(Work request)
What is needed is a word-for-word copy of the records below.

(Data records)
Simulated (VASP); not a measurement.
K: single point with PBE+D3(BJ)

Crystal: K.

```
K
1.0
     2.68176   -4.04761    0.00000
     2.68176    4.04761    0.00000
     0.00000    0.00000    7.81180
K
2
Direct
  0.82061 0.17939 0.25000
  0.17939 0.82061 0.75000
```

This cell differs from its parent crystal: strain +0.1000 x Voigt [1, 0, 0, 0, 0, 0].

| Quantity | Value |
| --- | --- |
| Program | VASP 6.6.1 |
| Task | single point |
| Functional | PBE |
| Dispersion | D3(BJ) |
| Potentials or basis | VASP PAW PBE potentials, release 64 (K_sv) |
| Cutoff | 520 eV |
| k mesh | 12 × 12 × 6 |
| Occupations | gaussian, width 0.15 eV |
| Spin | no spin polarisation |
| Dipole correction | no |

(Answer box)
Simulated (VASP); not a measurement.
K: single point with PBE+D3(BJ)

Crystal: K.

```
K
1.0
     2.68176   -4.04761    0.00000
     2.68176    4.04761    0.00000
     0.00000    0.00000    7.81180
K
2
Direct
  0.82061 0.17939 0.25000
  0.17939 0.82061 0.75000
```

This cell differs from its parent crystal: strain +0.1000 x Voigt [1, 0, 0, 0, 0, 0].

| Quantity | Value |
| --- | --- |
| Program | VASP 6.6.1 |
| Task | single point |
| Functional | PBE |
| Dispersion | D3(BJ) |
| Potentials or basis | VASP PAW PBE potentials, release 64 (K_sv) |
| Cutoff | 520 eV |
| k mesh | 12 × 12 × 6 |
| Occupations | gaussian, width 0.15 eV |
| Spin | no spin polarisation |
| Dipole correction | no |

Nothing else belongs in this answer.